──────────
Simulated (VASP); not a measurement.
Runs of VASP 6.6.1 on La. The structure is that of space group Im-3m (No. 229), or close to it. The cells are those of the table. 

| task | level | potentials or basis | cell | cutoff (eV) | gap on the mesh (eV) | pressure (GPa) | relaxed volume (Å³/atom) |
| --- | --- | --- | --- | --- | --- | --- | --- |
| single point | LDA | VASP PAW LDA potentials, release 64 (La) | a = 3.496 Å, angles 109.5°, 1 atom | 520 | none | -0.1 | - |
──────────

Retype each record, matching it exactly.

=== Response box ===
Simulated (VASP); not a measurement.
Runs of VASP 6.6.1 on La. The structure is that of space group Im-3m (No. 229), or close to it. The cells are those of the table. 

| task | level | potentials or basis | cell | cutoff (eV) | gap on the mesh (eV) | pressure (GPa) | relaxed volume (Å³/atom) |
| --- | --- | --- | --- | --- | --- | --- | --- |
| single point | LDA | VASP PAW LDA potentials, release 64 (La) | a = 3.496 Å, angles 109.5°, 1 atom | 520 | none | -0.1 | - |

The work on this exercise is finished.